● **Action item**
Copy the lines of the entries exactly, from the opening one to the one holding "What does the run give now?", and leave out everything after.

** Opening Given records block **

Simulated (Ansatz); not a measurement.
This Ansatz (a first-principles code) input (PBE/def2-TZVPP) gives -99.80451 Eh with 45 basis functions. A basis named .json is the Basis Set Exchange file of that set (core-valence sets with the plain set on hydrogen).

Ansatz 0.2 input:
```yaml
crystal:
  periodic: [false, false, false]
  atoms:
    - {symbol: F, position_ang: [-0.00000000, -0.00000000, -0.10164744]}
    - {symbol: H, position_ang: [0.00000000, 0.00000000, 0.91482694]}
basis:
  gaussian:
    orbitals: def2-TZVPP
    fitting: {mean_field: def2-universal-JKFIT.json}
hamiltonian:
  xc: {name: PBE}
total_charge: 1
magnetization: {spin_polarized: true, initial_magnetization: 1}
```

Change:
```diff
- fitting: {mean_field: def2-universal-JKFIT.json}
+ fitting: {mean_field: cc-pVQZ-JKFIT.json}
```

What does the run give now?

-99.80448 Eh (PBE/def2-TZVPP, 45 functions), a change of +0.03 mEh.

** Closing Given records block **

● **Written answer**
Simulated (Ansatz); not a measurement.
This Ansatz (a first-principles code) input (PBE/def2-TZVPP) gives -99.80451 Eh with 45 basis functions. A basis named .json is the Basis Set Exchange file of that set (core-valence sets with the plain set on hydrogen).

Ansatz 0.2 input:
```yaml
crystal:
  periodic: [false, false, false]
  atoms:
    - {symbol: F, position_ang: [-0.00000000, -0.00000000, -0.10164744]}
    - {symbol: H, position_ang: [0.00000000, 0.00000000, 0.91482694]}
basis:
  gaussian:
    orbitals: def2-TZVPP
    fitting: {mean_field: def2-universal-JKFIT.json}
hamiltonian:
  xc: {name: PBE}
total_charge: 1
magnetization: {spin_polarized: true, initial_magnetization: 1}
```

Change:
```diff
- fitting: {mean_field: def2-universal-JKFIT.json}
+ fitting: {mean_field: cc-pVQZ-JKFIT.json}
```

What does the run give now?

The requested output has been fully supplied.